:: ASSIGNMENT ::
The required output is the exact run of lines below that opens at the line with "Question: Write its SMILES and formula." and closes at the line with "Question: What are".

◇ ◇ ◇ ◇
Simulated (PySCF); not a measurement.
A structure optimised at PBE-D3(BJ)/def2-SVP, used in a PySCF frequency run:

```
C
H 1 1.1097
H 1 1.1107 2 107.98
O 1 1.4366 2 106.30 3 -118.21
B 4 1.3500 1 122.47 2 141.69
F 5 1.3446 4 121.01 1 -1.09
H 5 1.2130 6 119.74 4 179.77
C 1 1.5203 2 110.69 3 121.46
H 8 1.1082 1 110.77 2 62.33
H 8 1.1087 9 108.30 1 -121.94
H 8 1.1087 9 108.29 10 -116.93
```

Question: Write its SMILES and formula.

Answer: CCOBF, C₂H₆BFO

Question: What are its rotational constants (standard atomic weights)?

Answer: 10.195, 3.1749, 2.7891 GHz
◇ ◇ ◇ ◇

:: RESPONSE AREA ::
Question: Write its SMILES and formula.

Answer: CCOBF, C₂H₆BFO

Question: What are its rotational constants (standard atomic weights)?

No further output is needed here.